> **Data to examine**
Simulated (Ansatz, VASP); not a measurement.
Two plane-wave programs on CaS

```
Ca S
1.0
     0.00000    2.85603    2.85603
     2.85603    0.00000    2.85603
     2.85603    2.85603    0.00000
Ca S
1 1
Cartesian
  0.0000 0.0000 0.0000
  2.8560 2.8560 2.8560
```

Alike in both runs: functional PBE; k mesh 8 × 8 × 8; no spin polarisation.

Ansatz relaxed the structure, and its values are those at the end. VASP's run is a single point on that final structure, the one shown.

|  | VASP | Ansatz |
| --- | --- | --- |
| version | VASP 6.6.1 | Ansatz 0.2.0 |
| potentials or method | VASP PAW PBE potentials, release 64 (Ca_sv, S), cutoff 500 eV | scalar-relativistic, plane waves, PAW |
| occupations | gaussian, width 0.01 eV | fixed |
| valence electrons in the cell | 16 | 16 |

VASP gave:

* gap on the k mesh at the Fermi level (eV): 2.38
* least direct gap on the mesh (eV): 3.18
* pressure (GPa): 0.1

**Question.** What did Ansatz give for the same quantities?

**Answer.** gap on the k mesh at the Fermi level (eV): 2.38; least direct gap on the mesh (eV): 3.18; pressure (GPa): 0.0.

> **Activity**
Repeat all of the records exactly.

> **Response area**
Simulated (Ansatz, VASP); not a measurement.
Two plane-wave programs on CaS

```
Ca S
1.0
     0.00000    2.85603    2.85603
     2.85603    0.00000    2.85603
     2.85603    2.85603    0.00000
Ca S
1 1
Cartesian
  0.0000 0.0000 0.0000
  2.8560 2.8560 2.8560
```

Alike in both runs: functional PBE; k mesh 8 × 8 × 8; no spin polarisation.

Ansatz relaxed the structure, and its values are those at the end. VASP's run is a single point on that final structure, the one shown.

|  | VASP | Ansatz |
| --- | --- | --- |
| version | VASP 6.6.1 | Ansatz 0.2.0 |
| potentials or method | VASP PAW PBE potentials, release 64 (Ca_sv, S), cutoff 500 eV | scalar-relativistic, plane waves, PAW |
| occupations | gaussian, width 0.01 eV | fixed |
| valence electrons in the cell | 16 | 16 |

VASP gave:

* gap on the k mesh at the Fermi level (eV): 2.38
* least direct gap on the mesh (eV): 3.18
* pressure (GPa): 0.1

**Question.** What did Ansatz give for the same quantities?

**Answer.** gap on the k mesh at the Fermi level (eV): 2.38; least direct gap on the mesh (eV): 3.18; pressure (GPa): 0.0.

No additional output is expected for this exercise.